### [Work task]
Please give back the listing below in full. Change nothing.

┌────────
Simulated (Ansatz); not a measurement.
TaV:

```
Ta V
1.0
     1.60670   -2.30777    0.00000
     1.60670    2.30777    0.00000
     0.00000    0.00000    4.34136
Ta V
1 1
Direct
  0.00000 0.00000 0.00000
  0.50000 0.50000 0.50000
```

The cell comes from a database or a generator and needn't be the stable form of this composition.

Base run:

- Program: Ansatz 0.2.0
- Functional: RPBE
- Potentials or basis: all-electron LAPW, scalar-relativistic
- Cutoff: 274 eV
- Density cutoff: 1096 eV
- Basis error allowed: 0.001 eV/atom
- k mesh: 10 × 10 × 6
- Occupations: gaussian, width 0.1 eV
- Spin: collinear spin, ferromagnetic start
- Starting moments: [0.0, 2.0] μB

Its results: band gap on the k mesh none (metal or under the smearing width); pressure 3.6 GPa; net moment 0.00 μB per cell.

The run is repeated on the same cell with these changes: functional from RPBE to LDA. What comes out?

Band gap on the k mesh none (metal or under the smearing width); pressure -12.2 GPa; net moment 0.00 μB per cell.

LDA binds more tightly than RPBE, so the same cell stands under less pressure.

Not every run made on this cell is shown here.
└────────

### [Solution]
Simulated (Ansatz); not a measurement.
TaV:

```
Ta V
1.0
     1.60670   -2.30777    0.00000
     1.60670    2.30777    0.00000
     0.00000    0.00000    4.34136
Ta V
1 1
Direct
  0.00000 0.00000 0.00000
  0.50000 0.50000 0.50000
```

The cell comes from a database or a generator and needn't be the stable form of this composition.

Base run:

- Program: Ansatz 0.2.0
- Functional: RPBE
- Potentials or basis: all-electron LAPW, scalar-relativistic
- Cutoff: 274 eV
- Density cutoff: 1096 eV
- Basis error allowed: 0.001 eV/atom
- k mesh: 10 × 10 × 6
- Occupations: gaussian, width 0.1 eV
- Spin: collinear spin, ferromagnetic start
- Starting moments: [0.0, 2.0] μB

Its results: band gap on the k mesh none (metal or under the smearing width); pressure 3.6 GPa; net moment 0.00 μB per cell.

The run is repeated on the same cell with these changes: functional from RPBE to LDA. What comes out?

Band gap on the k mesh none (metal or under the smearing width); pressure -12.2 GPa; net moment 0.00 μB per cell.

LDA binds more tightly than RPBE, so the same cell stands under less pressure.

Not every run made on this cell is shown here.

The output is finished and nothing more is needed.